******
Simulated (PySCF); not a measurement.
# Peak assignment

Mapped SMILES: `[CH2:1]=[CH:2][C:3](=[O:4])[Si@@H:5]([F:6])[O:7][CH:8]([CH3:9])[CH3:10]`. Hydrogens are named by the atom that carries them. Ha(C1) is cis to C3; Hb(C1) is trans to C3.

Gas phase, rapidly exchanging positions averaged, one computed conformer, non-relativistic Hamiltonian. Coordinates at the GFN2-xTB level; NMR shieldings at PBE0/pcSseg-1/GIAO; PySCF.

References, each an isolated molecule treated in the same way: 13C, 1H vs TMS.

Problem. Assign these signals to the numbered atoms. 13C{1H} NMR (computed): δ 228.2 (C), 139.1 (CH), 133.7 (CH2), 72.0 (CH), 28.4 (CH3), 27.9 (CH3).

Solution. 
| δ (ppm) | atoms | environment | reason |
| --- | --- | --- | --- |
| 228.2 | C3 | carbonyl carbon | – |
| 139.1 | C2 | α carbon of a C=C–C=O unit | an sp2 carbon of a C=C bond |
******

:: REQUIRED ACTION ::
The answer must be an exact reproduction of all the records.

:: TASK SOLUTION ::
Simulated (PySCF); not a measurement.
# Peak assignment

Mapped SMILES: `[CH2:1]=[CH:2][C:3](=[O:4])[Si@@H:5]([F:6])[O:7][CH:8]([CH3:9])[CH3:10]`. Hydrogens are named by the atom that carries them. Ha(C1) is cis to C3; Hb(C1) is trans to C3.

Gas phase, rapidly exchanging positions averaged, one computed conformer, non-relativistic Hamiltonian. Coordinates at the GFN2-xTB level; NMR shieldings at PBE0/pcSseg-1/GIAO; PySCF.

References, each an isolated molecule treated in the same way: 13C, 1H vs TMS.

Problem. Assign these signals to the numbered atoms. 13C{1H} NMR (computed): δ 228.2 (C), 139.1 (CH), 133.7 (CH2), 72.0 (CH), 28.4 (CH3), 27.9 (CH3).

Solution. 
| δ (ppm) | atoms | environment | reason |
| --- | --- | --- | --- |
| 228.2 | C3 | carbonyl carbon | – |
| 139.1 | C2 | α carbon of a C=C–C=O unit | an sp2 carbon of a C=C bond |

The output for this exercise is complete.